DATASET CONTENT:
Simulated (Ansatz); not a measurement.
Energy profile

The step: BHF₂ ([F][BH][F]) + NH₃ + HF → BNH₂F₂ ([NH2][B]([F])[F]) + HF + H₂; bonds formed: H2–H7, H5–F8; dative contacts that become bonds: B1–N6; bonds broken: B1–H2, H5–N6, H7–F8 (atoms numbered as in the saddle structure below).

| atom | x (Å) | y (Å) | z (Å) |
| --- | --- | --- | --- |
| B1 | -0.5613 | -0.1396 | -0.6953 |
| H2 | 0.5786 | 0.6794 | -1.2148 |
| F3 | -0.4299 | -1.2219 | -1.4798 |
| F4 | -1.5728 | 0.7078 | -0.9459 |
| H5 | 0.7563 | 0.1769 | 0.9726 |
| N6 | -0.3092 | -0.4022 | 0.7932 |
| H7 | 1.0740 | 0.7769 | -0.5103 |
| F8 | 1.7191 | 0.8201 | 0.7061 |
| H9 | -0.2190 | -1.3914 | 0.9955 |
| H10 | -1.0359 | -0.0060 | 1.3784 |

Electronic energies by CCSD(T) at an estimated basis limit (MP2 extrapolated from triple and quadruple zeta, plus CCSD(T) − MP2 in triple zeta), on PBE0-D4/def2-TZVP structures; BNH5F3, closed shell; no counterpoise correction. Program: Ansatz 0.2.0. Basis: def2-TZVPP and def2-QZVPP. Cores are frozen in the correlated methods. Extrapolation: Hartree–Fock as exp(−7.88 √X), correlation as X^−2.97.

REQUIREMENT: Take the lines from the first line of the listing up to and including the line with "-0.0060 | 1.3784 |" and give them again exactly.

WRITTEN RESPONSE:
Simulated (Ansatz); not a measurement.
Energy profile

The step: BHF₂ ([F][BH][F]) + NH₃ + HF → BNH₂F₂ ([NH2][B]([F])[F]) + HF + H₂; bonds formed: H2–H7, H5–F8; dative contacts that become bonds: B1–N6; bonds broken: B1–H2, H5–N6, H7–F8 (atoms numbered as in the saddle structure below).

| atom | x (Å) | y (Å) | z (Å) |
| --- | --- | --- | --- |
| B1 | -0.5613 | -0.1396 | -0.6953 |
| H2 | 0.5786 | 0.6794 | -1.2148 |
| F3 | -0.4299 | -1.2219 | -1.4798 |
| F4 | -1.5728 | 0.7078 | -0.9459 |
| H5 | 0.7563 | 0.1769 | 0.9726 |
| N6 | -0.3092 | -0.4022 | 0.7932 |
| H7 | 1.0740 | 0.7769 | -0.5103 |
| F8 | 1.7191 | 0.8201 | 0.7061 |
| H9 | -0.2190 | -1.3914 | 0.9955 |
| H10 | -1.0359 | -0.0060 | 1.3784 |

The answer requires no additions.